————

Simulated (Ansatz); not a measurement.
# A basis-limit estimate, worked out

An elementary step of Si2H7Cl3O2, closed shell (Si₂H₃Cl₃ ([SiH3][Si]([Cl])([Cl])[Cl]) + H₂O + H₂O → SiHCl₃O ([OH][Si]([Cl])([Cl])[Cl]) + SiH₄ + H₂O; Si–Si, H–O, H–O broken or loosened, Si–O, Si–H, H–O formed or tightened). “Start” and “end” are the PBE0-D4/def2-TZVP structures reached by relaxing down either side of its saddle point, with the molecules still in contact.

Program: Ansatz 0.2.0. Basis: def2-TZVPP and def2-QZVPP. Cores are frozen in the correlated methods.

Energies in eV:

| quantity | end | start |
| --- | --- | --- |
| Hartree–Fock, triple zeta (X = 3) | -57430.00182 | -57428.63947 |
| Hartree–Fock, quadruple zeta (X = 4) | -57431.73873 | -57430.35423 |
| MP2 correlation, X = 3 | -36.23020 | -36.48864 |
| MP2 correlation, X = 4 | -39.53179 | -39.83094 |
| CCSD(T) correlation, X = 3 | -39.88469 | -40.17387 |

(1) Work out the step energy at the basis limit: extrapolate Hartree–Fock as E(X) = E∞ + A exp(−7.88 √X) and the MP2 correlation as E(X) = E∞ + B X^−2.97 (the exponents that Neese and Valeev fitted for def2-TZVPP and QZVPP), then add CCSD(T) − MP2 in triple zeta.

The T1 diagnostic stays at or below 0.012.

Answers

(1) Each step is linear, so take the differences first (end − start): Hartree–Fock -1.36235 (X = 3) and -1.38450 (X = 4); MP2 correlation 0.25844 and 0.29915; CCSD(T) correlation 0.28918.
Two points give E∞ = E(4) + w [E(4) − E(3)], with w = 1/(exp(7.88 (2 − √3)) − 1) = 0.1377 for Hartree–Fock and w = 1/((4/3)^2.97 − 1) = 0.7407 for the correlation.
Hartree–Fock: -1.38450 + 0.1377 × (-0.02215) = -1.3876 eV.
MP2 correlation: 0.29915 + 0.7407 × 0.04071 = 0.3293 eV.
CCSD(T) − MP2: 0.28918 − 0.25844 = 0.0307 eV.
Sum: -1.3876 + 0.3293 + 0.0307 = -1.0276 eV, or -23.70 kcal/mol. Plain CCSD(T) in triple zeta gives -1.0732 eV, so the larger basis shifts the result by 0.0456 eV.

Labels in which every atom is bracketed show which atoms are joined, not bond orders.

————

- **Task item**
Repeat, word for word, the lines from the opening of the material through the line containing "Hartree–Fock: -1.38450 +".

- **Exercise output**
Simulated (Ansatz); not a measurement.
# A basis-limit estimate, worked out

An elementary step of Si2H7Cl3O2, closed shell (Si₂H₃Cl₃ ([SiH3][Si]([Cl])([Cl])[Cl]) + H₂O + H₂O → SiHCl₃O ([OH][Si]([Cl])([Cl])[Cl]) + SiH₄ + H₂O; Si–Si, H–O, H–O broken or loosened, Si–O, Si–H, H–O formed or tightened). “Start” and “end” are the PBE0-D4/def2-TZVP structures reached by relaxing down either side of its saddle point, with the molecules still in contact.

Program: Ansatz 0.2.0. Basis: def2-TZVPP and def2-QZVPP. Cores are frozen in the correlated methods.

Energies in eV:

| quantity | end | start |
| --- | --- | --- |
| Hartree–Fock, triple zeta (X = 3) | -57430.00182 | -57428.63947 |
| Hartree–Fock, quadruple zeta (X = 4) | -57431.73873 | -57430.35423 |
| MP2 correlation, X = 3 | -36.23020 | -36.48864 |
| MP2 correlation, X = 4 | -39.53179 | -39.83094 |
| CCSD(T) correlation, X = 3 | -39.88469 | -40.17387 |

(1) Work out the step energy at the basis limit: extrapolate Hartree–Fock as E(X) = E∞ + A exp(−7.88 √X) and the MP2 correlation as E(X) = E∞ + B X^−2.97 (the exponents that Neese and Valeev fitted for def2-TZVPP and QZVPP), then add CCSD(T) − MP2 in triple zeta.

The T1 diagnostic stays at or below 0.012.

Answers

(1) Each step is linear, so take the differences first (end − start): Hartree–Fock -1.36235 (X = 3) and -1.38450 (X = 4); MP2 correlation 0.25844 and 0.29915; CCSD(T) correlation 0.28918.
Two points give E∞ = E(4) + w [E(4) − E(3)], with w = 1/(exp(7.88 (2 − √3)) − 1) = 0.1377 for Hartree–Fock and w = 1/((4/3)^2.97 − 1) = 0.7407 for the correlation.
Hartree–Fock: -1.38450 + 0.1377 × (-0.02215) = -1.3876 eV.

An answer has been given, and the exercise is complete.